Assignment
A verbatim copy of the listing is the expected output.

Dataset excerpts
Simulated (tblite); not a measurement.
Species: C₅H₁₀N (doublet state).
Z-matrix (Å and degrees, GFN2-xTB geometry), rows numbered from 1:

Response
Simulated (tblite); not a measurement.
Species: C₅H₁₀N (doublet state).
Z-matrix (Å and degrees, GFN2-xTB geometry), rows numbered from 1:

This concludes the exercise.